_GIVEN ENTRIES:_
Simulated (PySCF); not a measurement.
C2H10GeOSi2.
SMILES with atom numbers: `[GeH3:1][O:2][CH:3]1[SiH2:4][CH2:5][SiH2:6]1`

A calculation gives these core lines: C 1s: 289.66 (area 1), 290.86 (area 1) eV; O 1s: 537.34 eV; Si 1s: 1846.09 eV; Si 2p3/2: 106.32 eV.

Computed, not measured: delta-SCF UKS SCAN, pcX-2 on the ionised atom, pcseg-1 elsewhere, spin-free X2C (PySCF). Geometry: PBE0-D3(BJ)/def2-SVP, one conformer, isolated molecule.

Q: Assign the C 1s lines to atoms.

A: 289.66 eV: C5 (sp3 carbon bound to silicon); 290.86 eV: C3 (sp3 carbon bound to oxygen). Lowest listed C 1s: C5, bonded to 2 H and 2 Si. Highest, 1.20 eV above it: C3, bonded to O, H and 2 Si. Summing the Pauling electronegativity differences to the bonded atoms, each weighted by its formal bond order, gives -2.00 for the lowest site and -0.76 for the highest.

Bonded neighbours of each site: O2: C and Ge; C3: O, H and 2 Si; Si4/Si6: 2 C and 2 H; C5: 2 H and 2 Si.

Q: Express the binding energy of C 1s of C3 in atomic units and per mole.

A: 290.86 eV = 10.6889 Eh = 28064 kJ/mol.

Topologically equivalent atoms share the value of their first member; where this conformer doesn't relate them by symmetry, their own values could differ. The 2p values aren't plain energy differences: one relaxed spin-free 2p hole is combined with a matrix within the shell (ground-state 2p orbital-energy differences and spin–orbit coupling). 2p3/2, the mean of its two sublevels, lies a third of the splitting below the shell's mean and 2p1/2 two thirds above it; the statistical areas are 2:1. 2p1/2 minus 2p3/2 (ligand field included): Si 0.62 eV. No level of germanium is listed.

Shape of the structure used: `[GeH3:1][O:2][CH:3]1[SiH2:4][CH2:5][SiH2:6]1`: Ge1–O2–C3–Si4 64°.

_EXERCISE:_ Please reproduce exactly the lines from the first one of the records above through the line containing "A calculation gives", both included, and nothing else.

_TASK OUTPUT:_
Simulated (PySCF); not a measurement.
C2H10GeOSi2.
SMILES with atom numbers: `[GeH3:1][O:2][CH:3]1[SiH2:4][CH2:5][SiH2:6]1`

A calculation gives these core lines: C 1s: 289.66 (area 1), 290.86 (area 1) eV; O 1s: 537.34 eV; Si 1s: 1846.09 eV; Si 2p3/2: 106.32 eV.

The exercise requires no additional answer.